----------------

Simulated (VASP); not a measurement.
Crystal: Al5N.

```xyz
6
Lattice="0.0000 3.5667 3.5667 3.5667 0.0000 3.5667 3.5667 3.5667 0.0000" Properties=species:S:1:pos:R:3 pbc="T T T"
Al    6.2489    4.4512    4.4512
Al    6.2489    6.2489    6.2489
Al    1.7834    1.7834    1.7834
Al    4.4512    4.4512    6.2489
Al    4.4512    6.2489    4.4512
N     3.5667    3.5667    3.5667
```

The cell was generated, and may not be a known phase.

----------------

_Work instruction_:
Working from the listing above, give it again word for word.

_Response area_:
Simulated (VASP); not a measurement.
Crystal: Al5N.

```xyz
6
Lattice="0.0000 3.5667 3.5667 3.5667 0.0000 3.5667 3.5667 3.5667 0.0000" Properties=species:S:1:pos:R:3 pbc="T T T"
Al    6.2489    4.4512    4.4512
Al    6.2489    6.2489    6.2489
Al    1.7834    1.7834    1.7834
Al    4.4512    4.4512    6.2489
Al    4.4512    6.2489    4.4512
N     3.5667    3.5667    3.5667
```

The cell was generated, and may not be a known phase.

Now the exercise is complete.